• Dataset extract:
--- --- ---

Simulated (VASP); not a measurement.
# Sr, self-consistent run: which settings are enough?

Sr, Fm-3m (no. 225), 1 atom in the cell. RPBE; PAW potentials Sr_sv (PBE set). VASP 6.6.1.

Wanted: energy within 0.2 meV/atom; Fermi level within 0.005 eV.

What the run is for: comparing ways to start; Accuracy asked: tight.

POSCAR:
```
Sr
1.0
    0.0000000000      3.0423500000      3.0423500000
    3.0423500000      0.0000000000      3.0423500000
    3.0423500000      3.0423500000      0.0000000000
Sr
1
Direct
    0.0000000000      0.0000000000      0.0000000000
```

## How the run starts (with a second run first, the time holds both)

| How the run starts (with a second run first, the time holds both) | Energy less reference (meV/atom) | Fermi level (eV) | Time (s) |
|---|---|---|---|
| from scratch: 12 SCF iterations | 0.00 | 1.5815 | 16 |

--- --- ---

• Required action: Copy out the data above, word for word.

• Answer area:
Simulated (VASP); not a measurement.
# Sr, self-consistent run: which settings are enough?

Sr, Fm-3m (no. 225), 1 atom in the cell. RPBE; PAW potentials Sr_sv (PBE set). VASP 6.6.1.

Wanted: energy within 0.2 meV/atom; Fermi level within 0.005 eV.

What the run is for: comparing ways to start; Accuracy asked: tight.

POSCAR:
```
Sr
1.0
    0.0000000000      3.0423500000      3.0423500000
    3.0423500000      0.0000000000      3.0423500000
    3.0423500000      3.0423500000      0.0000000000
Sr
1
Direct
    0.0000000000      0.0000000000      0.0000000000
```

## How the run starts (with a second run first, the time holds both)

| How the run starts (with a second run first, the time holds both) | Energy less reference (meV/atom) | Fermi level (eV) | Time (s) |
|---|---|---|---|
| from scratch: 12 SCF iterations | 0.00 | 1.5815 | 16 |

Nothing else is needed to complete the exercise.